> Work instruction
Start with the first line of the data and end with the line that holds "Feed: 1 mol"; write out each one exactly.

> Entries supplied
■ ■ ■ ■ ■

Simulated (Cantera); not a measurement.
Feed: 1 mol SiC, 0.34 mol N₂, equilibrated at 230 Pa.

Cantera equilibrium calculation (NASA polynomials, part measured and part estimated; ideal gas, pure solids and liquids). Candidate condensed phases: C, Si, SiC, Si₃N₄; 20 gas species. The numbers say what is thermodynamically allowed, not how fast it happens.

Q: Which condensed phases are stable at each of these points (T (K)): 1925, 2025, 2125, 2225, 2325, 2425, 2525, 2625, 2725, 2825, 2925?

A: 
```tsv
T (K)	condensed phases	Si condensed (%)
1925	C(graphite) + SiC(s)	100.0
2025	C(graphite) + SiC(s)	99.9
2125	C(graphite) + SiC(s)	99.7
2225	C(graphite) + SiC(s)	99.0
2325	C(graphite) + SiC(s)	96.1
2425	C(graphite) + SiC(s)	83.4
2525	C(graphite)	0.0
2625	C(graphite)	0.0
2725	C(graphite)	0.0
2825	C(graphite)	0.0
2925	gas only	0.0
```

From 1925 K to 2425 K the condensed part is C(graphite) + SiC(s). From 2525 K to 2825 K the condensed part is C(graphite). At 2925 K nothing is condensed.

■ ■ ■ ■ ■

> Worked solution
Simulated (Cantera); not a measurement.
Feed: 1 mol SiC, 0.34 mol N₂, equilibrated at 230 Pa.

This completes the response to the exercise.